#### [EXERCISE]
Starting with the first line below, reproduce each line exactly until you have included the one bearing "Q: Which orbitals".

#### [EXTRACTED MATERIAL]
* * * *

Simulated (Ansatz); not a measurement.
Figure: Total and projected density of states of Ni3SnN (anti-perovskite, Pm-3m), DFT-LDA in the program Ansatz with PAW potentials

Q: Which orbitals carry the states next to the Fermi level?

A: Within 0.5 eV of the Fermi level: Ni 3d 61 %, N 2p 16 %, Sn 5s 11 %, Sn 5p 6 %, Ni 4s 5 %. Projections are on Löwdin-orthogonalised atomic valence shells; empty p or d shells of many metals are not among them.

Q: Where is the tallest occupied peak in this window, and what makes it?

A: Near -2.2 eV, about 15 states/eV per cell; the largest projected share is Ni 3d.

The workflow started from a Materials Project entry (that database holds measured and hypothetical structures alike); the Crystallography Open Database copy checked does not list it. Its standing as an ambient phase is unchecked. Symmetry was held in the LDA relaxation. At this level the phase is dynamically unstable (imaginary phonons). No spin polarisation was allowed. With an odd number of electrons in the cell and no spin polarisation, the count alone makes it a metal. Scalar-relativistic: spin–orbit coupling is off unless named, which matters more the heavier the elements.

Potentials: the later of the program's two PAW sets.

* * * *

#### [EXERCISE ANSWER]
Simulated (Ansatz); not a measurement.
Figure: Total and projected density of states of Ni3SnN (anti-perovskite, Pm-3m), DFT-LDA in the program Ansatz with PAW potentials

Q: Which orbitals carry the states next to the Fermi level?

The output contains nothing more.